_EXCERPTED DATA_
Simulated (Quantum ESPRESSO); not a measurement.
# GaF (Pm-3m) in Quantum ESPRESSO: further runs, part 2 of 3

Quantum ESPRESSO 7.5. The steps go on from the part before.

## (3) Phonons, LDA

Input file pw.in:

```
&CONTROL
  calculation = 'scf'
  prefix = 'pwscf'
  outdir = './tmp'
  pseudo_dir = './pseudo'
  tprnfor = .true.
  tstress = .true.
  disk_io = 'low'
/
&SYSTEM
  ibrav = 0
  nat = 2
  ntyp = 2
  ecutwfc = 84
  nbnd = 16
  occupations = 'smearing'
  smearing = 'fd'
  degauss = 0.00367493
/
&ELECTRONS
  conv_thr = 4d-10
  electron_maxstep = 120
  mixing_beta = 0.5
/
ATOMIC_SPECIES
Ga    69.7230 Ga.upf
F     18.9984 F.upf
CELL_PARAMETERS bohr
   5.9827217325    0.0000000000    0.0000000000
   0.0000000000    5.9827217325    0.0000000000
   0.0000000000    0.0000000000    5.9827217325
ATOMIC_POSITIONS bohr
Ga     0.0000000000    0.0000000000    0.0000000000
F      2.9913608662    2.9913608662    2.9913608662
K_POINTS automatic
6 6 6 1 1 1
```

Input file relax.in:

_BRIEF_
Repeat each record exactly, leaving nothing out.

_EXERCISE OUTPUT_
Simulated (Quantum ESPRESSO); not a measurement.
# GaF (Pm-3m) in Quantum ESPRESSO: further runs, part 2 of 3

Quantum ESPRESSO 7.5. The steps go on from the part before.

## (3) Phonons, LDA

Input file pw.in:

```
&CONTROL
  calculation = 'scf'
  prefix = 'pwscf'
  outdir = './tmp'
  pseudo_dir = './pseudo'
  tprnfor = .true.
  tstress = .true.
  disk_io = 'low'
/
&SYSTEM
  ibrav = 0
  nat = 2
  ntyp = 2
  ecutwfc = 84
  nbnd = 16
  occupations = 'smearing'
  smearing = 'fd'
  degauss = 0.00367493
/
&ELECTRONS
  conv_thr = 4d-10
  electron_maxstep = 120
  mixing_beta = 0.5
/
ATOMIC_SPECIES
Ga    69.7230 Ga.upf
F     18.9984 F.upf
CELL_PARAMETERS bohr
   5.9827217325    0.0000000000    0.0000000000
   0.0000000000    5.9827217325    0.0000000000
   0.0000000000    0.0000000000    5.9827217325
ATOMIC_POSITIONS bohr
Ga     0.0000000000    0.0000000000    0.0000000000
F      2.9913608662    2.9913608662    2.9913608662
K_POINTS automatic
6 6 6 1 1 1
```

Input file relax.in:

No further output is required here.